Data listing:
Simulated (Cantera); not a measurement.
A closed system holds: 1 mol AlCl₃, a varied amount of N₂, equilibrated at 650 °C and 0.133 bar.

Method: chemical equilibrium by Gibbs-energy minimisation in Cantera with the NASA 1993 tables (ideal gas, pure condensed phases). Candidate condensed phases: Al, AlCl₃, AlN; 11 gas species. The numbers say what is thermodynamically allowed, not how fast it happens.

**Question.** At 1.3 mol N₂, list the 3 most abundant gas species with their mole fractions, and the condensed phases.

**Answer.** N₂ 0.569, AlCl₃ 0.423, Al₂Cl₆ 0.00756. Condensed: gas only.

Activity:
Each record must be returned exactly as it is written.

Solution:
Simulated (Cantera); not a measurement.
A closed system holds: 1 mol AlCl₃, a varied amount of N₂, equilibrated at 650 °C and 0.133 bar.

Method: chemical equilibrium by Gibbs-energy minimisation in Cantera with the NASA 1993 tables (ideal gas, pure condensed phases). Candidate condensed phases: Al, AlCl₃, AlN; 11 gas species. The numbers say what is thermodynamically allowed, not how fast it happens.

**Question.** At 1.3 mol N₂, list the 3 most abundant gas species with their mole fractions, and the condensed phases.

**Answer.** N₂ 0.569, AlCl₃ 0.423, Al₂Cl₆ 0.00756. Condensed: gas only.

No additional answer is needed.